→ **Brief**: Write each line again exactly as it is, from the opening line of the records below through the one containing "- Functional: PBEsol", and add nothing.

→ **Given entries**:
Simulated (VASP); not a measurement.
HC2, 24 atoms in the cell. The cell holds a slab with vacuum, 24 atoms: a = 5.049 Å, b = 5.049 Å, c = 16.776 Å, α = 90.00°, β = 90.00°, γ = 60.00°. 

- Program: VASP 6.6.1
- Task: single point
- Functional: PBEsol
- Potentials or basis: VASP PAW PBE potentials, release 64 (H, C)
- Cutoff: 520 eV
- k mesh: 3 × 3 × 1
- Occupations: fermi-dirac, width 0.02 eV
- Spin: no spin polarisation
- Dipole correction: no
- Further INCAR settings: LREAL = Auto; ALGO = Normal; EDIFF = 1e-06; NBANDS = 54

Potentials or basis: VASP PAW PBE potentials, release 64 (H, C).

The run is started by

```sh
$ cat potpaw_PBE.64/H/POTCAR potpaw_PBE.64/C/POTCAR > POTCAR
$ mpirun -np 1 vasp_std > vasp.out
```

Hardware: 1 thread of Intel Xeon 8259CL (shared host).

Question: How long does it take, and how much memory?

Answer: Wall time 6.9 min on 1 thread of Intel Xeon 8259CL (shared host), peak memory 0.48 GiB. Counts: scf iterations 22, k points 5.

→ **Response area**:
Simulated (VASP); not a measurement.
HC2, 24 atoms in the cell. The cell holds a slab with vacuum, 24 atoms: a = 5.049 Å, b = 5.049 Å, c = 16.776 Å, α = 90.00°, β = 90.00°, γ = 60.00°. 

- Program: VASP 6.6.1
- Task: single point
- Functional: PBEsol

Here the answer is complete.